[Requirement]
The entries below should be transcribed in their entirety, exactly as written.

[Extracted data]
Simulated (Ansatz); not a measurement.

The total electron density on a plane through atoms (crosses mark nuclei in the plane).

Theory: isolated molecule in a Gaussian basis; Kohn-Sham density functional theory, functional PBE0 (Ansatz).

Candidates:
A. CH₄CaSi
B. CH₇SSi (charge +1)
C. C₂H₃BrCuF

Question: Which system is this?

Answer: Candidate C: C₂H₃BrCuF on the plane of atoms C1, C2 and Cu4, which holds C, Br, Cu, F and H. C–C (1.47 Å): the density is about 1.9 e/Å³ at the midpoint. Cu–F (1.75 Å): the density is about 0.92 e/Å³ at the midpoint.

[Result]
Simulated (Ansatz); not a measurement.

The total electron density on a plane through atoms (crosses mark nuclei in the plane).

Theory: isolated molecule in a Gaussian basis; Kohn-Sham density functional theory, functional PBE0 (Ansatz).

Candidates:
A. CH₄CaSi
B. CH₇SSi (charge +1)
C. C₂H₃BrCuF

Question: Which system is this?

Answer: Candidate C: C₂H₃BrCuF on the plane of atoms C1, C2 and Cu4, which holds C, Br, Cu, F and H. C–C (1.47 Å): the density is about 1.9 e/Å³ at the midpoint. Cu–F (1.75 Å): the density is about 0.92 e/Å³ at the midpoint.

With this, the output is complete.